Source data:
-- Opening Marker --

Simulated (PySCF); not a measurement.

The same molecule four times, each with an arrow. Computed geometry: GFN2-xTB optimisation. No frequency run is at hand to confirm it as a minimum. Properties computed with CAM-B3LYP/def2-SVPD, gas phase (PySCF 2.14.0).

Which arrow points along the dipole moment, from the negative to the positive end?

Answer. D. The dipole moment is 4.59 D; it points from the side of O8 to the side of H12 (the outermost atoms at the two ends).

-- Closing Marker --

Required action: Copy out each entry once more, character for character.

Reply:
Simulated (PySCF); not a measurement.

The same molecule four times, each with an arrow. Computed geometry: GFN2-xTB optimisation. No frequency run is at hand to confirm it as a minimum. Properties computed with CAM-B3LYP/def2-SVPD, gas phase (PySCF 2.14.0).

Which arrow points along the dipole moment, from the negative to the positive end?

Answer. D. The dipole moment is 4.59 D; it points from the side of O8 to the side of H12 (the outermost atoms at the two ends).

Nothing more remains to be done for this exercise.